**Work instruction:** Go through the entries below and write each one out exactly.

**Dataset excerpts:**
================================

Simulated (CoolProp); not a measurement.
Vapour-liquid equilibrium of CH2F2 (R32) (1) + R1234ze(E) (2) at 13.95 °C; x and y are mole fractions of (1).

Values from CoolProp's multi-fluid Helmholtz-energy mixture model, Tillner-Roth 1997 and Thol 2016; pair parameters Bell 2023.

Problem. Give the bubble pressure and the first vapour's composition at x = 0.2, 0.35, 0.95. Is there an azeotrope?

================================

**Answer area:**
Simulated (CoolProp); not a measurement.
Vapour-liquid equilibrium of CH2F2 (R32) (1) + R1234ze(E) (2) at 13.95 °C; x and y are mole fractions of (1).

Values from CoolProp's multi-fluid Helmholtz-energy mixture model, Tillner-Roth 1997 and Thol 2016; pair parameters Bell 2023.

Problem. Give the bubble pressure and the first vapour's composition at x = 0.2, 0.35, 0.95. Is there an azeotrope?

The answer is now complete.